────────────────

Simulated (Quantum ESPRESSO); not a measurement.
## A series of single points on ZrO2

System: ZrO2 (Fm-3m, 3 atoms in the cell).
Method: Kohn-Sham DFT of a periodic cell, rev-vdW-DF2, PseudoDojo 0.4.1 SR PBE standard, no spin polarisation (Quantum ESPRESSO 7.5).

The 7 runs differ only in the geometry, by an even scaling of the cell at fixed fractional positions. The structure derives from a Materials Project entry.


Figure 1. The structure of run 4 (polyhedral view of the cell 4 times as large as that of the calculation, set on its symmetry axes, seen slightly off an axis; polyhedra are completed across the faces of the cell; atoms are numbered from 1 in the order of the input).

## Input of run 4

────────────────

Work item
Without altering a single word, repeat the material.

Worked solution
Simulated (Quantum ESPRESSO); not a measurement.
## A series of single points on ZrO2

System: ZrO2 (Fm-3m, 3 atoms in the cell).
Method: Kohn-Sham DFT of a periodic cell, rev-vdW-DF2, PseudoDojo 0.4.1 SR PBE standard, no spin polarisation (Quantum ESPRESSO 7.5).

The 7 runs differ only in the geometry, by an even scaling of the cell at fixed fractional positions. The structure derives from a Materials Project entry.


Figure 1. The structure of run 4 (polyhedral view of the cell 4 times as large as that of the calculation, set on its symmetry axes, seen slightly off an axis; polyhedra are completed across the faces of the cell; atoms are numbered from 1 in the order of the input).

## Input of run 4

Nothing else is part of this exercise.